Task item => Lines from the first one down to the one containing "Ansatz's density-functional and" in the data below are the only ones needed; please return them exactly, both ends included.

---------- Supplied entries ----------
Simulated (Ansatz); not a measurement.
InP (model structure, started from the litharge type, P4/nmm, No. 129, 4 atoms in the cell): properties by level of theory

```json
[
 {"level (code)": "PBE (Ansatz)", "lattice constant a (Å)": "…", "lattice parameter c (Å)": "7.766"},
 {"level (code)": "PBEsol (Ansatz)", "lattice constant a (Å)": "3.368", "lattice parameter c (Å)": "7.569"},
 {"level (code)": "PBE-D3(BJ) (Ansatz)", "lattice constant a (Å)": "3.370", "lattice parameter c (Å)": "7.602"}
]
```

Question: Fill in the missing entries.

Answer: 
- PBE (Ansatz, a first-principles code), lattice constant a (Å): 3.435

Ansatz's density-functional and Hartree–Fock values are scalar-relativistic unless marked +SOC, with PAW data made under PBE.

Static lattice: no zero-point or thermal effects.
----------

Task result =>
Simulated (Ansatz); not a measurement.
InP (model structure, started from the litharge type, P4/nmm, No. 129, 4 atoms in the cell): properties by level of theory

```json
[
 {"level (code)": "PBE (Ansatz)", "lattice constant a (Å)": "…", "lattice parameter c (Å)": "7.766"},
 {"level (code)": "PBEsol (Ansatz)", "lattice constant a (Å)": "3.368", "lattice parameter c (Å)": "7.569"},
 {"level (code)": "PBE-D3(BJ) (Ansatz)", "lattice constant a (Å)": "3.370", "lattice parameter c (Å)": "7.602"}
]
```

Question: Fill in the missing entries.

Answer: 
- PBE (Ansatz, a first-principles code), lattice constant a (Å): 3.435

Ansatz's density-functional and Hartree–Fock values are scalar-relativistic unless marked +SOC, with PAW data made under PBE.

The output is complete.